▶ _AVAILABLE DATA_:
------------------------------------------------------------------------

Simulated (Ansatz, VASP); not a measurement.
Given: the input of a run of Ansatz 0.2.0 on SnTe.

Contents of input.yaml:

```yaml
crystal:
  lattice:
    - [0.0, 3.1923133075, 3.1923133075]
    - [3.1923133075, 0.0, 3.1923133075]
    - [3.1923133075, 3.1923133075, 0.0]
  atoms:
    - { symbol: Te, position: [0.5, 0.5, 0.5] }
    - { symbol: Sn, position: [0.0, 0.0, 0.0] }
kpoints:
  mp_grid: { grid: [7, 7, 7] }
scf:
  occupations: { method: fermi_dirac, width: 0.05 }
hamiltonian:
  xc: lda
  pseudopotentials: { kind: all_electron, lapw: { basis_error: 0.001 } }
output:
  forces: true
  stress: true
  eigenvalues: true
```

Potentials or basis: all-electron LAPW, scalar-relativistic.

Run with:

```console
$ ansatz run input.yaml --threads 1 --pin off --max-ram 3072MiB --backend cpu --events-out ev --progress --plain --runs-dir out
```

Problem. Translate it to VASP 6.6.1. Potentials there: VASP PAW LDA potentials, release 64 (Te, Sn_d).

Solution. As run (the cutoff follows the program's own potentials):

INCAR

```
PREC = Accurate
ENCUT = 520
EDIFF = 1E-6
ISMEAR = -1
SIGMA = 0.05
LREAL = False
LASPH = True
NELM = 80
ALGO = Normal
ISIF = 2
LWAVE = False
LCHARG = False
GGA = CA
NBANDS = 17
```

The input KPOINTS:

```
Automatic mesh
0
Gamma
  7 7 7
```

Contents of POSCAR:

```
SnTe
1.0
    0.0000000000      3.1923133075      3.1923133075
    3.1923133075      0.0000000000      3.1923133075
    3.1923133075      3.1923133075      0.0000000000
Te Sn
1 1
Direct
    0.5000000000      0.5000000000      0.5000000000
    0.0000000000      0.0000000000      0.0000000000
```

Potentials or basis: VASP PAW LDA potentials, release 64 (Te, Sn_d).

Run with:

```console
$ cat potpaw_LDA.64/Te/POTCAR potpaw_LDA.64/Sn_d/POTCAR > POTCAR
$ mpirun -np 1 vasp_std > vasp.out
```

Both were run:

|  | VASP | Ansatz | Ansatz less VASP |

------------------------------------------------------------------------

▶ _WORK TASK_: Would you copy, unchanged, the stretch of the records above that begins at the line containing "Given: the input" and ends at the line containing "Problem. Translate it", and only that?

▶ _TASK RESULT_:
Given: the input of a run of Ansatz 0.2.0 on SnTe.

Contents of input.yaml:

```yaml
crystal:
  lattice:
    - [0.0, 3.1923133075, 3.1923133075]
    - [3.1923133075, 0.0, 3.1923133075]
    - [3.1923133075, 3.1923133075, 0.0]
  atoms:
    - { symbol: Te, position: [0.5, 0.5, 0.5] }
    - { symbol: Sn, position: [0.0, 0.0, 0.0] }
kpoints:
  mp_grid: { grid: [7, 7, 7] }
scf:
  occupations: { method: fermi_dirac, width: 0.05 }
hamiltonian:
  xc: lda
  pseudopotentials: { kind: all_electron, lapw: { basis_error: 0.001 } }
output:
  forces: true
  stress: true
  eigenvalues: true
```

Potentials or basis: all-electron LAPW, scalar-relativistic.

Run with:

```console
$ ansatz run input.yaml --threads 1 --pin off --max-ram 3072MiB --backend cpu --events-out ev --progress --plain --runs-dir out
```

Problem. Translate it to VASP 6.6.1. Potentials there: VASP PAW LDA potentials, release 64 (Te, Sn_d).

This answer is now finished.